Start of RECORDS SHOWN

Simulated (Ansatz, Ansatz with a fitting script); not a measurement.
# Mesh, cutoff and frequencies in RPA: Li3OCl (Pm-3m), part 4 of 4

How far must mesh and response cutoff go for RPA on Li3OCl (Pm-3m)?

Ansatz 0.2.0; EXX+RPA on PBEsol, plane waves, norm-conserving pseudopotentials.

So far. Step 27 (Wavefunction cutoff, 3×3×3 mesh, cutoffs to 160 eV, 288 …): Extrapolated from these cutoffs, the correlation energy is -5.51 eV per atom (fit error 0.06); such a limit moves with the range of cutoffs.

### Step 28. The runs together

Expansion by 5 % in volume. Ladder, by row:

End of RECORDS SHOWN

REQUIREMENT: Print the material word for word, with nothing left out.

EXPECTED ANSWER:
Simulated (Ansatz, Ansatz with a fitting script); not a measurement.
# Mesh, cutoff and frequencies in RPA: Li3OCl (Pm-3m), part 4 of 4

How far must mesh and response cutoff go for RPA on Li3OCl (Pm-3m)?

Ansatz 0.2.0; EXX+RPA on PBEsol, plane waves, norm-conserving pseudopotentials.

So far. Step 27 (Wavefunction cutoff, 3×3×3 mesh, cutoffs to 160 eV, 288 …): Extrapolated from these cutoffs, the correlation energy is -5.51 eV per atom (fit error 0.06); such a limit moves with the range of cutoffs.

### Step 28. The runs together

Expansion by 5 % in volume. Ladder, by row:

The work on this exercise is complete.